*** Opening ENTRIES PROVIDED ***

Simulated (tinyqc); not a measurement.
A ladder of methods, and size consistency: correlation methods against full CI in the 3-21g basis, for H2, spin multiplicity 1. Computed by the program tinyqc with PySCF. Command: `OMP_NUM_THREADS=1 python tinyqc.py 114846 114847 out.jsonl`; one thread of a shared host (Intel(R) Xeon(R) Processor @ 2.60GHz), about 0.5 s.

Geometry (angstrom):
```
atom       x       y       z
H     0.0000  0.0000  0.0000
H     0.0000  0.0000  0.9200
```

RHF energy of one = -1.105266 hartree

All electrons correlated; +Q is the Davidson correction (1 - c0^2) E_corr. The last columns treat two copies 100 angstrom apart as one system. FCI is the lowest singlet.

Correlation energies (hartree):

*** Closing ENTRIES PROVIDED ***

ASSIGNMENT >> A complete and exact transcription of the material is required.

TASK RESULT >>
Simulated (tinyqc); not a measurement.
A ladder of methods, and size consistency: correlation methods against full CI in the 3-21g basis, for H2, spin multiplicity 1. Computed by the program tinyqc with PySCF. Command: `OMP_NUM_THREADS=1 python tinyqc.py 114846 114847 out.jsonl`; one thread of a shared host (Intel(R) Xeon(R) Processor @ 2.60GHz), about 0.5 s.

Geometry (angstrom):
```
atom       x       y       z
H     0.0000  0.0000  0.0000
H     0.0000  0.0000  0.9200
```

RHF energy of one = -1.105266 hartree

All electrons correlated; +Q is the Davidson correction (1 - c0^2) E_corr. The last columns treat two copies 100 angstrom apart as one system. FCI is the lowest singlet.

Correlation energies (hartree):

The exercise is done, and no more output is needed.